▸ **Work task**: Would you print all of the entries word for word?

*** Data ***

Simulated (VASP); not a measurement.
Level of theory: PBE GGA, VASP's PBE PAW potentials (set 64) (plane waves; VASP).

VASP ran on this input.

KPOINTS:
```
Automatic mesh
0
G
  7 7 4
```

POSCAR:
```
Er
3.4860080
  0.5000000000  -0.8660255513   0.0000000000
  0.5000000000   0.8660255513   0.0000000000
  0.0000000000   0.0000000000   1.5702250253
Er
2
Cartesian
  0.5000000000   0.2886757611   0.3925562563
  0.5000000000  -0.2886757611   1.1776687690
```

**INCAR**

***

▸ **Result**:
Simulated (VASP); not a measurement.
Level of theory: PBE GGA, VASP's PBE PAW potentials (set 64) (plane waves; VASP).

VASP ran on this input.

KPOINTS:
```
Automatic mesh
0
G
  7 7 4
```

POSCAR:
```
Er
3.4860080
  0.5000000000  -0.8660255513   0.0000000000
  0.5000000000   0.8660255513   0.0000000000
  0.0000000000   0.0000000000   1.5702250253
Er
2
Cartesian
  0.5000000000   0.2886757611   0.3925562563
  0.5000000000  -0.2886757611   1.1776687690
```

**INCAR**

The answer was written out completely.